» **ASSIGNED TASK**
Would you retype every line below without changing anything?

+++ DATA FOR REVIEW

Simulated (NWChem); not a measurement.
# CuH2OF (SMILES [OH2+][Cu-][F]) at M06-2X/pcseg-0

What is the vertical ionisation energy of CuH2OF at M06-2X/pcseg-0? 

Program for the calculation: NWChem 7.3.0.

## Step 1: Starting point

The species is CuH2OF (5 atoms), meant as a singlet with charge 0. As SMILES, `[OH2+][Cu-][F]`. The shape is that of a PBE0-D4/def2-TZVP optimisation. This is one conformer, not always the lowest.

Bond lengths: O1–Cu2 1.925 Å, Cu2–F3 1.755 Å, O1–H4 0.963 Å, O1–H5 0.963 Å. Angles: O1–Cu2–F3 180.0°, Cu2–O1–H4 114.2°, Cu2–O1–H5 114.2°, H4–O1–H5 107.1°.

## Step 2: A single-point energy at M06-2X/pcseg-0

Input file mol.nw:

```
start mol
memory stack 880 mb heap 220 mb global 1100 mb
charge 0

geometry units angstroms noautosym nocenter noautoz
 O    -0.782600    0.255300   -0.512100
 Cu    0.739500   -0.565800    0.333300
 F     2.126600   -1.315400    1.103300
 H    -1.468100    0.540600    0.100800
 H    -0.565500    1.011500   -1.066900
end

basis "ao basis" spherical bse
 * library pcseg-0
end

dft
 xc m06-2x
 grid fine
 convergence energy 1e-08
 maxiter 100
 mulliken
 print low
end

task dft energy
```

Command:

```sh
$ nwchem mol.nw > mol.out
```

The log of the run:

++++++

» **YOUR RESPONSE**
Simulated (NWChem); not a measurement.
# CuH2OF (SMILES [OH2+][Cu-][F]) at M06-2X/pcseg-0

What is the vertical ionisation energy of CuH2OF at M06-2X/pcseg-0? 

Program for the calculation: NWChem 7.3.0.

## Step 1: Starting point

The species is CuH2OF (5 atoms), meant as a singlet with charge 0. As SMILES, `[OH2+][Cu-][F]`. The shape is that of a PBE0-D4/def2-TZVP optimisation. This is one conformer, not always the lowest.

Bond lengths: O1–Cu2 1.925 Å, Cu2–F3 1.755 Å, O1–H4 0.963 Å, O1–H5 0.963 Å. Angles: O1–Cu2–F3 180.0°, Cu2–O1–H4 114.2°, Cu2–O1–H5 114.2°, H4–O1–H5 107.1°.

## Step 2: A single-point energy at M06-2X/pcseg-0

Input file mol.nw:

```
start mol
memory stack 880 mb heap 220 mb global 1100 mb
charge 0

geometry units angstroms noautosym nocenter noautoz
 O    -0.782600    0.255300   -0.512100
 Cu    0.739500   -0.565800    0.333300
 F     2.126600   -1.315400    1.103300
 H    -1.468100    0.540600    0.100800
 H    -0.565500    1.011500   -1.066900
end

basis "ao basis" spherical bse
 * library pcseg-0
end

dft
 xc m06-2x
 grid fine
 convergence energy 1e-08
 maxiter 100
 mulliken
 print low
end

task dft energy
```

Command:

```sh
$ nwchem mol.nw > mol.out
```

The log of the run:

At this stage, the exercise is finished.